__________

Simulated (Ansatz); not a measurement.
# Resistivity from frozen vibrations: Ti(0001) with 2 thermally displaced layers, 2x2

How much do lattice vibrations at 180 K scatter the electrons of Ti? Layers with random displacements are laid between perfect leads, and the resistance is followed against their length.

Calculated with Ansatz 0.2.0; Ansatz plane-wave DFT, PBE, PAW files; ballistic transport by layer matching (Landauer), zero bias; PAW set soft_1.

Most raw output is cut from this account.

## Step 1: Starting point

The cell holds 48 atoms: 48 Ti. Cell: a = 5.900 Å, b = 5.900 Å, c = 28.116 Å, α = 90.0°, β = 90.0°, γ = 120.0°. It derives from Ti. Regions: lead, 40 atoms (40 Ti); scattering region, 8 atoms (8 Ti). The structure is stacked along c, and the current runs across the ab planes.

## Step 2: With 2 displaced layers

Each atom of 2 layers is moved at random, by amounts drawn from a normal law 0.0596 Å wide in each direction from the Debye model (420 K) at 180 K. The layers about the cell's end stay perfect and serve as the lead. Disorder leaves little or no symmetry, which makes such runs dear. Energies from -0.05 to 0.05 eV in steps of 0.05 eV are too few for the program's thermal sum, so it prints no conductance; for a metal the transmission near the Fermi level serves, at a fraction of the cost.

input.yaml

__________

Retype each record in full, please.

◆ Task solution ◆
Simulated (Ansatz); not a measurement.
# Resistivity from frozen vibrations: Ti(0001) with 2 thermally displaced layers, 2x2

How much do lattice vibrations at 180 K scatter the electrons of Ti? Layers with random displacements are laid between perfect leads, and the resistance is followed against their length.

Calculated with Ansatz 0.2.0; Ansatz plane-wave DFT, PBE, PAW files; ballistic transport by layer matching (Landauer), zero bias; PAW set soft_1.

Most raw output is cut from this account.

## Step 1: Starting point

The cell holds 48 atoms: 48 Ti. Cell: a = 5.900 Å, b = 5.900 Å, c = 28.116 Å, α = 90.0°, β = 90.0°, γ = 120.0°. It derives from Ti. Regions: lead, 40 atoms (40 Ti); scattering region, 8 atoms (8 Ti). The structure is stacked along c, and the current runs across the ab planes.

## Step 2: With 2 displaced layers

Each atom of 2 layers is moved at random, by amounts drawn from a normal law 0.0596 Å wide in each direction from the Debye model (420 K) at 180 K. The layers about the cell's end stay perfect and serve as the lead. Disorder leaves little or no symmetry, which makes such runs dear. Energies from -0.05 to 0.05 eV in steps of 0.05 eV are too few for the program's thermal sum, so it prints no conductance; for a metal the transmission near the Fermi level serves, at a fraction of the cost.

input.yaml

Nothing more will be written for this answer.